> Dataset:
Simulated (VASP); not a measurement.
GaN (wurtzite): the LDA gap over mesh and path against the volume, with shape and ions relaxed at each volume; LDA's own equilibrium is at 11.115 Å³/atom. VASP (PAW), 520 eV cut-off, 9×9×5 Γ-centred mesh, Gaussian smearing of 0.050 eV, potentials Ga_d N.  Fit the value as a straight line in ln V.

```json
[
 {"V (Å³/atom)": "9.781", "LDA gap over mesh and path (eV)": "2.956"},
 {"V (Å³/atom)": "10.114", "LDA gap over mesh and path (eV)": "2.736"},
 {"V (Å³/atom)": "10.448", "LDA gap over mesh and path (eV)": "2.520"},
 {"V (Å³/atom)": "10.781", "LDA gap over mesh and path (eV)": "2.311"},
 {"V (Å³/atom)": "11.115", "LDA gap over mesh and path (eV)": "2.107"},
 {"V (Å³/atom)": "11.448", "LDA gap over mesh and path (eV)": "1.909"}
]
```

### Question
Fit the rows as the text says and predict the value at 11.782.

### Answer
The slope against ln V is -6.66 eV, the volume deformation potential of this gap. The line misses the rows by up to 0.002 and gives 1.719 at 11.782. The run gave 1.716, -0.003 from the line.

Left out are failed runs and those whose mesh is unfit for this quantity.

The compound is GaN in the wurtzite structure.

> Work item: Begin at the first line of the material above. Transcribe each line exactly, ending with the line that contains "Left out are".

> Your response:
Simulated (VASP); not a measurement.
GaN (wurtzite): the LDA gap over mesh and path against the volume, with shape and ions relaxed at each volume; LDA's own equilibrium is at 11.115 Å³/atom. VASP (PAW), 520 eV cut-off, 9×9×5 Γ-centred mesh, Gaussian smearing of 0.050 eV, potentials Ga_d N.  Fit the value as a straight line in ln V.

```json
[
 {"V (Å³/atom)": "9.781", "LDA gap over mesh and path (eV)": "2.956"},
 {"V (Å³/atom)": "10.114", "LDA gap over mesh and path (eV)": "2.736"},
 {"V (Å³/atom)": "10.448", "LDA gap over mesh and path (eV)": "2.520"},
 {"V (Å³/atom)": "10.781", "LDA gap over mesh and path (eV)": "2.311"},
 {"V (Å³/atom)": "11.115", "LDA gap over mesh and path (eV)": "2.107"},
 {"V (Å³/atom)": "11.448", "LDA gap over mesh and path (eV)": "1.909"}
]
```

### Question
Fit the rows as the text says and predict the value at 11.782.

### Answer
The slope against ln V is -6.66 eV, the volume deformation potential of this gap. The line misses the rows by up to 0.002 and gives 1.719 at 11.782. The run gave 1.716, -0.003 from the line.

Left out are failed runs and those whose mesh is unfit for this quantity.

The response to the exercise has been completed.